Task item: Set down exactly the lines below between the line holding "Computed with Cantera" and the line holding "One state of", inclusive; no other line belongs in the answer.

Information supplied:
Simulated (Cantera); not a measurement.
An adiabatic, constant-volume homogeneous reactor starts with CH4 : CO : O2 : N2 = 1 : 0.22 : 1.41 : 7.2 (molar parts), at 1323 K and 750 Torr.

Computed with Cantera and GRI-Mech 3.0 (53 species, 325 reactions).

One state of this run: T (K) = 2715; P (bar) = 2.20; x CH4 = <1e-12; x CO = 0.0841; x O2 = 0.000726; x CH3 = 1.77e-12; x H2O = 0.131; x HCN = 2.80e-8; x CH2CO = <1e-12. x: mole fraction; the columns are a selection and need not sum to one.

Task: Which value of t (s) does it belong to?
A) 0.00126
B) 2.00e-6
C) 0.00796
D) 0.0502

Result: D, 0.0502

Expected answer:
Computed with Cantera and GRI-Mech 3.0 (53 species, 325 reactions).

One state of this run: T (K) = 2715; P (bar) = 2.20; x CH4 = <1e-12; x CO = 0.0841; x O2 = 0.000726; x CH3 = 1.77e-12; x H2O = 0.131; x HCN = 2.80e-8; x CH2CO = <1e-12. x: mole fraction; the columns are a selection and need not sum to one.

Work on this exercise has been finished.